Exercise —
Give back the whole listing exactly as shown.

Dataset content —
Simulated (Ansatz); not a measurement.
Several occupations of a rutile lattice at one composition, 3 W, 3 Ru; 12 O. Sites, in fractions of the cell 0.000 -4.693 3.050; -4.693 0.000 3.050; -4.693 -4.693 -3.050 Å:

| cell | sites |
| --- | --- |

Answer section —
Simulated (Ansatz); not a measurement.
Several occupations of a rutile lattice at one composition, 3 W, 3 Ru; 12 O. Sites, in fractions of the cell 0.000 -4.693 3.050; -4.693 0.000 3.050; -4.693 -4.693 -3.050 Å:

| cell | sites |
| --- | --- |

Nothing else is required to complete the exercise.